Information »
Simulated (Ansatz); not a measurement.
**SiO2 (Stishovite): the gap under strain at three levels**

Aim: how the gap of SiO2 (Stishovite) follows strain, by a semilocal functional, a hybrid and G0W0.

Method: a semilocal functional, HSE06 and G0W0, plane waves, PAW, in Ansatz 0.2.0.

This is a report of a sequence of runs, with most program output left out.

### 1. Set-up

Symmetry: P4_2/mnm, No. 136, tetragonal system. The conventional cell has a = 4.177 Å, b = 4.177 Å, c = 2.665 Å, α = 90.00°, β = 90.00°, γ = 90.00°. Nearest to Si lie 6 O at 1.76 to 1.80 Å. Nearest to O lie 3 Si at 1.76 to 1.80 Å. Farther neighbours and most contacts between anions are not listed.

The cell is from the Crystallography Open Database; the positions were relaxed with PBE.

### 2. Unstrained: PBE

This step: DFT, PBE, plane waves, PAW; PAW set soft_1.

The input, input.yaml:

Requirement » Output the whole listing exactly as given.

Expected answer »
Simulated (Ansatz); not a measurement.
**SiO2 (Stishovite): the gap under strain at three levels**

Aim: how the gap of SiO2 (Stishovite) follows strain, by a semilocal functional, a hybrid and G0W0.

Method: a semilocal functional, HSE06 and G0W0, plane waves, PAW, in Ansatz 0.2.0.

This is a report of a sequence of runs, with most program output left out.

### 1. Set-up

Symmetry: P4_2/mnm, No. 136, tetragonal system. The conventional cell has a = 4.177 Å, b = 4.177 Å, c = 2.665 Å, α = 90.00°, β = 90.00°, γ = 90.00°. Nearest to Si lie 6 O at 1.76 to 1.80 Å. Nearest to O lie 3 Si at 1.76 to 1.80 Å. Farther neighbours and most contacts between anions are not listed.

The cell is from the Crystallography Open Database; the positions were relaxed with PBE.

### 2. Unstrained: PBE

This step: DFT, PBE, plane waves, PAW; PAW set soft_1.

The input, input.yaml:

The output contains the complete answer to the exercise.